_ _ _ _

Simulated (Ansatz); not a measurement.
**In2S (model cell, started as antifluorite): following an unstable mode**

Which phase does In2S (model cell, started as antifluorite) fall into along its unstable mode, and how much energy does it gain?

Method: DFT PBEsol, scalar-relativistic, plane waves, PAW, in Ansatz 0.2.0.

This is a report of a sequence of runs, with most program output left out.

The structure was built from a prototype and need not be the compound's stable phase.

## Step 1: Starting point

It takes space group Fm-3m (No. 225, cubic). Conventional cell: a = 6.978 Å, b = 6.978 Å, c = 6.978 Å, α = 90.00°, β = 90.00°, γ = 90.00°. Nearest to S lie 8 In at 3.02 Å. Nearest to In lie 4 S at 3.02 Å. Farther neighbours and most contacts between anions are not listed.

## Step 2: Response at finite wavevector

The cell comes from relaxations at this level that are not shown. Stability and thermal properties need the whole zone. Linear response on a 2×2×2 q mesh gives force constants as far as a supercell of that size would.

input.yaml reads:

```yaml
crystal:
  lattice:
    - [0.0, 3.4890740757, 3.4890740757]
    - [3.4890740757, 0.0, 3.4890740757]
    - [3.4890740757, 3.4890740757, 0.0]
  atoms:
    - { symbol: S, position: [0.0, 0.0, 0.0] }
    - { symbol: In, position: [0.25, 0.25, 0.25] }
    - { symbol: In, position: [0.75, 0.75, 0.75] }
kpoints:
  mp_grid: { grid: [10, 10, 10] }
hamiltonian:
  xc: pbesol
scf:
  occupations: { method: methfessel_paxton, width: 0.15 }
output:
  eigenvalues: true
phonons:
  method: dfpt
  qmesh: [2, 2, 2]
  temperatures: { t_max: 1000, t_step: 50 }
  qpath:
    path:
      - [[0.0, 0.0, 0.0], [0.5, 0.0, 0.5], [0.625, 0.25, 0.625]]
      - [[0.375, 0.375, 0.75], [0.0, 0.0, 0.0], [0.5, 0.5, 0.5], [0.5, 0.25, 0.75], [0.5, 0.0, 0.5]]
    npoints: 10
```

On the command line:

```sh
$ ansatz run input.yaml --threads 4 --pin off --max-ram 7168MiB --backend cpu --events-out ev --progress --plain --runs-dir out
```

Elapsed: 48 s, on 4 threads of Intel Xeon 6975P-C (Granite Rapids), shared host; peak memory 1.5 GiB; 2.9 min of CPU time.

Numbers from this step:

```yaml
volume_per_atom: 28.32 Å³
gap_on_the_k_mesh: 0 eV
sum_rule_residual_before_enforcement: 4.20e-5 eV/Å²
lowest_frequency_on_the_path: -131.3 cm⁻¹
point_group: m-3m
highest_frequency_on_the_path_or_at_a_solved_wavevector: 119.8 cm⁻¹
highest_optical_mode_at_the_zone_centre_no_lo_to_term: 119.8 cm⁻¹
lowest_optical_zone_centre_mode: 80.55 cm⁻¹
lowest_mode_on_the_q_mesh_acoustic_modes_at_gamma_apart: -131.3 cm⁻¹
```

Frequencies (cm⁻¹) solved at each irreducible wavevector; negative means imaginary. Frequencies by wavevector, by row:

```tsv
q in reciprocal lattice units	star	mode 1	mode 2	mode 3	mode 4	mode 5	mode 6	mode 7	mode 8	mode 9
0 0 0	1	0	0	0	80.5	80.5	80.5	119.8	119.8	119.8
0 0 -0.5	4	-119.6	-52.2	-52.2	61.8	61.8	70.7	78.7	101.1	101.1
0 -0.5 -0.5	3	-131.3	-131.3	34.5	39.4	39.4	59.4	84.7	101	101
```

_ _ _ _

Work order - Beginning at the first line of the data above, retype each line until you reach the line containing "## Step 2: Response at finite wavevector", and include that one too. Add nothing else.

Exercise answer -
Simulated (Ansatz); not a measurement.
**In2S (model cell, started as antifluorite): following an unstable mode**

Which phase does In2S (model cell, started as antifluorite) fall into along its unstable mode, and how much energy does it gain?

Method: DFT PBEsol, scalar-relativistic, plane waves, PAW, in Ansatz 0.2.0.

This is a report of a sequence of runs, with most program output left out.

The structure was built from a prototype and need not be the compound's stable phase.

## Step 1: Starting point

It takes space group Fm-3m (No. 225, cubic). Conventional cell: a = 6.978 Å, b = 6.978 Å, c = 6.978 Å, α = 90.00°, β = 90.00°, γ = 90.00°. Nearest to S lie 8 In at 3.02 Å. Nearest to In lie 4 S at 3.02 Å. Farther neighbours and most contacts between anions are not listed.

## Step 2: Response at finite wavevector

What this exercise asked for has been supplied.